Brief
Return only the lines from the top of the material through the line marked by "over several starts.", unaltered.

Given entries
--------------------------------
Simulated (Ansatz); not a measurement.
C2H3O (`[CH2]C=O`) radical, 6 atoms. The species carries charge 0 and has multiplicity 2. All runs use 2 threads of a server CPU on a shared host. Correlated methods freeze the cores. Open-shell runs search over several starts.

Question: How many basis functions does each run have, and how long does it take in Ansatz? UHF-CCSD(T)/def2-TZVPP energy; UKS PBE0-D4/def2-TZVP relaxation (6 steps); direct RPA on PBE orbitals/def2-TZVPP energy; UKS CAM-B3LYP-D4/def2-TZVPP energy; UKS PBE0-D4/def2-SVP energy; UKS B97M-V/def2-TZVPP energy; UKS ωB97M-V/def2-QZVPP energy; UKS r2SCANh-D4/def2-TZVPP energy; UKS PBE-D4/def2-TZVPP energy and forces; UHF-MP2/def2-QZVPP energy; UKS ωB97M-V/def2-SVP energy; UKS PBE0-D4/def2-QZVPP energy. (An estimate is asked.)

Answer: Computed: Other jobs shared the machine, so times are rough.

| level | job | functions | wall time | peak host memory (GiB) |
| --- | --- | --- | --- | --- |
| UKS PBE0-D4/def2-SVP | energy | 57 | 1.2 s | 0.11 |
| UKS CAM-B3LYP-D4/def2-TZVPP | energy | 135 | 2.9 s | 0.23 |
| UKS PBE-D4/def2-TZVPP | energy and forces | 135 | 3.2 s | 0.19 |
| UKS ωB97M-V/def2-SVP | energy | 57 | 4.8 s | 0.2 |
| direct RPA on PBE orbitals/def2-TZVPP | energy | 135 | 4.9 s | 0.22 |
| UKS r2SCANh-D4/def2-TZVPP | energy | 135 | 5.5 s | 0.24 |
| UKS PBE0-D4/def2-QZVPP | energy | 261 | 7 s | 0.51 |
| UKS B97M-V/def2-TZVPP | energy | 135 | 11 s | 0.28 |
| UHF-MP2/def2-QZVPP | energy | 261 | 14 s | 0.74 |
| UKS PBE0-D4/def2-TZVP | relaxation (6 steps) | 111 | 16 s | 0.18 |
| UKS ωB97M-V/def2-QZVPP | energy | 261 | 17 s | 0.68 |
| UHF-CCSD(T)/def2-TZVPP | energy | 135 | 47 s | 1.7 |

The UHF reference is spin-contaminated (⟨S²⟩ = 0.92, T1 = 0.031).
--------------------------------

Exercise result
Simulated (Ansatz); not a measurement.
C2H3O (`[CH2]C=O`) radical, 6 atoms. The species carries charge 0 and has multiplicity 2. All runs use 2 threads of a server CPU on a shared host. Correlated methods freeze the cores. Open-shell runs search over several starts.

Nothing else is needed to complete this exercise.